REQUIRED ACTION:
Return every entry exactly.

===== DATA EXTRACT =====

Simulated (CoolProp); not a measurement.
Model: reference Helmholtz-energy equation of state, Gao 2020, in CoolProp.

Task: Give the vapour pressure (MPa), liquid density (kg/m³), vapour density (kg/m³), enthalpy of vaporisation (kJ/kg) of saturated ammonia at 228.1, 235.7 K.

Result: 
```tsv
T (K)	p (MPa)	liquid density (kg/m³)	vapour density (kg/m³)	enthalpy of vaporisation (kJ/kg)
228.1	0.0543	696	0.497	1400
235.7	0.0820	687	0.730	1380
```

=====

WRITTEN SOLUTION:
Simulated (CoolProp); not a measurement.
Model: reference Helmholtz-energy equation of state, Gao 2020, in CoolProp.

Task: Give the vapour pressure (MPa), liquid density (kg/m³), vapour density (kg/m³), enthalpy of vaporisation (kJ/kg) of saturated ammonia at 228.1, 235.7 K.

Result: 
```tsv
T (K)	p (MPa)	liquid density (kg/m³)	vapour density (kg/m³)	enthalpy of vaporisation (kJ/kg)
228.1	0.0543	696	0.497	1400
235.7	0.0820	687	0.730	1380
```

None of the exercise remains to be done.